> [WORK REQUEST]: Would you print the material exactly, starting at its first line and ending at the line holding "Task: From these"?

> [EXTRACTED INFORMATION]:
++++++
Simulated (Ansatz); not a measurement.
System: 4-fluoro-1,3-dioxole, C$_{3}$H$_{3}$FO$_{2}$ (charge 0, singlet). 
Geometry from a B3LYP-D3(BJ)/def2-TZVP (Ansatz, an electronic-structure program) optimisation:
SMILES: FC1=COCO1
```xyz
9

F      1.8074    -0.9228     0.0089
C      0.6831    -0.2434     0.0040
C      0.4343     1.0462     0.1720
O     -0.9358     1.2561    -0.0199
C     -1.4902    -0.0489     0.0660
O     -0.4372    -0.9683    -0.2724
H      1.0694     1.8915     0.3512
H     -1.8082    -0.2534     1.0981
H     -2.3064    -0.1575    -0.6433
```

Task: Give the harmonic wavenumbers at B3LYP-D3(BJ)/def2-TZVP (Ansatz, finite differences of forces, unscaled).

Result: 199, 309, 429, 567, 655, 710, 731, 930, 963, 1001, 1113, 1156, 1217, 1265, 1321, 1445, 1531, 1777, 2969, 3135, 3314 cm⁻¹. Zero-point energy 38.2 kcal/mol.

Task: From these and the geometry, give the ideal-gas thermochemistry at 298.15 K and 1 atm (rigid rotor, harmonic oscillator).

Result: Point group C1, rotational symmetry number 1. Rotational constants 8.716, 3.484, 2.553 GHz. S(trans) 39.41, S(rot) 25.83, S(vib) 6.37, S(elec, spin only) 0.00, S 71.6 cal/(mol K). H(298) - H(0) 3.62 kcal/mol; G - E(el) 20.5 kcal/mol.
++++++

> [RESULT]:
Simulated (Ansatz); not a measurement.
System: 4-fluoro-1,3-dioxole, C$_{3}$H$_{3}$FO$_{2}$ (charge 0, singlet). 
Geometry from a B3LYP-D3(BJ)/def2-TZVP (Ansatz, an electronic-structure program) optimisation:
SMILES: FC1=COCO1
```xyz
9

F      1.8074    -0.9228     0.0089
C      0.6831    -0.2434     0.0040
C      0.4343     1.0462     0.1720
O     -0.9358     1.2561    -0.0199
C     -1.4902    -0.0489     0.0660
O     -0.4372    -0.9683    -0.2724
H      1.0694     1.8915     0.3512
H     -1.8082    -0.2534     1.0981
H     -2.3064    -0.1575    -0.6433
```

Task: Give the harmonic wavenumbers at B3LYP-D3(BJ)/def2-TZVP (Ansatz, finite differences of forces, unscaled).

Result: 199, 309, 429, 567, 655, 710, 731, 930, 963, 1001, 1113, 1156, 1217, 1265, 1321, 1445, 1531, 1777, 2969, 3135, 3314 cm⁻¹. Zero-point energy 38.2 kcal/mol.

Task: From these and the geometry, give the ideal-gas thermochemistry at 298.15 K and 1 atm (rigid rotor, harmonic oscillator).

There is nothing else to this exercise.